● ● ● ● ●

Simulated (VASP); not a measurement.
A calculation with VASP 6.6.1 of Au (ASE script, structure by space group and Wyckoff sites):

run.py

● ● ● ● ●

> _Work item_: Reproduce every entry above so that each one matches its source exactly.

> _Task output_:
Simulated (VASP); not a measurement.
A calculation with VASP 6.6.1 of Au (ASE script, structure by space group and Wyckoff sites):

run.py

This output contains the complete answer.